Work instruction:
Each line below from the one containing "spin polarisation |" through the one containing "Problem. Estimate the wall time of this run." is to be given again exactly, and no line outside that span.

-=-=-=-=-
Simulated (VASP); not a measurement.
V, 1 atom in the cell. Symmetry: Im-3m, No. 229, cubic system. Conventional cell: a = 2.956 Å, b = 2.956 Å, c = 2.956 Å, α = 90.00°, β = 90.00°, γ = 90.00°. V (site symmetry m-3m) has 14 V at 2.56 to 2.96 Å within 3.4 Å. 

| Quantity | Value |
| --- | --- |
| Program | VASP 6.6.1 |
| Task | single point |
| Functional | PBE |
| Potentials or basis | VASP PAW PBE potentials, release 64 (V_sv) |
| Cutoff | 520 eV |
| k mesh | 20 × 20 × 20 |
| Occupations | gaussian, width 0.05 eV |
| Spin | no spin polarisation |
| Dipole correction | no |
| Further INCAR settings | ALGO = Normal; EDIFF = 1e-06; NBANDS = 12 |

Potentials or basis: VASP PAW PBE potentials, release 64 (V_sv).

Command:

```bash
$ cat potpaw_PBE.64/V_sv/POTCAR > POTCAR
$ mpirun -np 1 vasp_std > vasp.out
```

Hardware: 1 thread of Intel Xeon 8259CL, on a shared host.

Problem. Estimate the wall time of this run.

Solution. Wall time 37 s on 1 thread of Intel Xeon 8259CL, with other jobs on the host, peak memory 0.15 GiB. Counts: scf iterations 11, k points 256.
-=-=-=-=-

Written response:
| Spin | no spin polarisation |
| Dipole correction | no |
| Further INCAR settings | ALGO = Normal; EDIFF = 1e-06; NBANDS = 12 |

Potentials or basis: VASP PAW PBE potentials, release 64 (V_sv).

Command:

```bash
$ cat potpaw_PBE.64/V_sv/POTCAR > POTCAR
$ mpirun -np 1 vasp_std > vasp.out
```

Hardware: 1 thread of Intel Xeon 8259CL, on a shared host.

Problem. Estimate the wall time of this run.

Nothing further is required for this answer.